## Data supplied
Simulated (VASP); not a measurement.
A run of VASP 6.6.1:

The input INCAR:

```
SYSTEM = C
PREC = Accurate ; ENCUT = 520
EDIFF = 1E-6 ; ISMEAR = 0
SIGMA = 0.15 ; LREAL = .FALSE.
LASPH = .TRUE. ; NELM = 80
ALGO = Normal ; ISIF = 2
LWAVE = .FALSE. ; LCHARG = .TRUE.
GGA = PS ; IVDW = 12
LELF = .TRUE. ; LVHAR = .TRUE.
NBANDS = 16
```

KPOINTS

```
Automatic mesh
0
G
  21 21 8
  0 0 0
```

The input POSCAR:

## Brief
Exactly as shown, output all of the material above.

## Answer area
Simulated (VASP); not a measurement.
A run of VASP 6.6.1:

The input INCAR:

```
SYSTEM = C
PREC = Accurate ; ENCUT = 520
EDIFF = 1E-6 ; ISMEAR = 0
SIGMA = 0.15 ; LREAL = .FALSE.
LASPH = .TRUE. ; NELM = 80
ALGO = Normal ; ISIF = 2
LWAVE = .FALSE. ; LCHARG = .TRUE.
GGA = PS ; IVDW = 12
LELF = .TRUE. ; LVHAR = .TRUE.
NBANDS = 16
```

KPOINTS

```
Automatic mesh
0
G
  21 21 8
  0 0 0
```

The input POSCAR:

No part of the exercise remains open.